□ □ □ □ □ □ □
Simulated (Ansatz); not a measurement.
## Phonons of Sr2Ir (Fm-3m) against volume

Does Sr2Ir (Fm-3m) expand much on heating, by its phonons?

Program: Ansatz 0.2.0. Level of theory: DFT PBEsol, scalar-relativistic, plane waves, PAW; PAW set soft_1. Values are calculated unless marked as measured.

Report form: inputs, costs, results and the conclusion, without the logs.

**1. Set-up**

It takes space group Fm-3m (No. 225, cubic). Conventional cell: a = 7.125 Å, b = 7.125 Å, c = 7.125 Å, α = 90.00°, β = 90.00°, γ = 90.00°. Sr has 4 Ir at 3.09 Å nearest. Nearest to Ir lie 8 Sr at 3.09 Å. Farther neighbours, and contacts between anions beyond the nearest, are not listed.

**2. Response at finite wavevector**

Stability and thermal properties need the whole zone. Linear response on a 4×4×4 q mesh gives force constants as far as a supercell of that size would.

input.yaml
□ □ □ □ □ □ □

Work instruction:
The records above should be reproduced in full, exactly as they read.

Written solution:
Simulated (Ansatz); not a measurement.
## Phonons of Sr2Ir (Fm-3m) against volume

Does Sr2Ir (Fm-3m) expand much on heating, by its phonons?

Program: Ansatz 0.2.0. Level of theory: DFT PBEsol, scalar-relativistic, plane waves, PAW; PAW set soft_1. Values are calculated unless marked as measured.

Report form: inputs, costs, results and the conclusion, without the logs.

**1. Set-up**

It takes space group Fm-3m (No. 225, cubic). Conventional cell: a = 7.125 Å, b = 7.125 Å, c = 7.125 Å, α = 90.00°, β = 90.00°, γ = 90.00°. Sr has 4 Ir at 3.09 Å nearest. Nearest to Ir lie 8 Sr at 3.09 Å. Farther neighbours, and contacts between anions beyond the nearest, are not listed.

**2. Response at finite wavevector**

Stability and thermal properties need the whole zone. Linear response on a 4×4×4 q mesh gives force constants as far as a supercell of that size would.

input.yaml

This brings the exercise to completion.